• Source data:
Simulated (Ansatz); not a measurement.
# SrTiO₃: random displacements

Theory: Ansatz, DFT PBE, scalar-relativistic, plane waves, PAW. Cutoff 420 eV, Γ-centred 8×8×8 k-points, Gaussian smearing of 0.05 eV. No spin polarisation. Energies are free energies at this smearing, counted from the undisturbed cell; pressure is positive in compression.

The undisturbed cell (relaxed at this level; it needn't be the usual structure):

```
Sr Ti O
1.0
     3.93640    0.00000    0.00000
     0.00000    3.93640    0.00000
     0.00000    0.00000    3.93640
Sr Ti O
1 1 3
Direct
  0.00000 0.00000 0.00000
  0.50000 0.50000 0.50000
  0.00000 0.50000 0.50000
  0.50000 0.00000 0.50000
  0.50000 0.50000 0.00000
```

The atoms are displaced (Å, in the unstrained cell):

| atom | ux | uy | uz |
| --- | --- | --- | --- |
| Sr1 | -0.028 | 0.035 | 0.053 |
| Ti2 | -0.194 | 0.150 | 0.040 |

• Work order: Could you write out, exactly as they stand, only the lines above that begin at the line with "The undisturbed cell (relaxed" and stop after the line with "0.035 | 0.053 |"?

• Task answer:
The undisturbed cell (relaxed at this level; it needn't be the usual structure):

```
Sr Ti O
1.0
     3.93640    0.00000    0.00000
     0.00000    3.93640    0.00000
     0.00000    0.00000    3.93640
Sr Ti O
1 1 3
Direct
  0.00000 0.00000 0.00000
  0.50000 0.50000 0.50000
  0.00000 0.50000 0.50000
  0.50000 0.00000 0.50000
  0.50000 0.50000 0.00000
```

The atoms are displaced (Å, in the unstrained cell):

| atom | ux | uy | uz |
| --- | --- | --- | --- |
| Sr1 | -0.028 | 0.035 | 0.053 |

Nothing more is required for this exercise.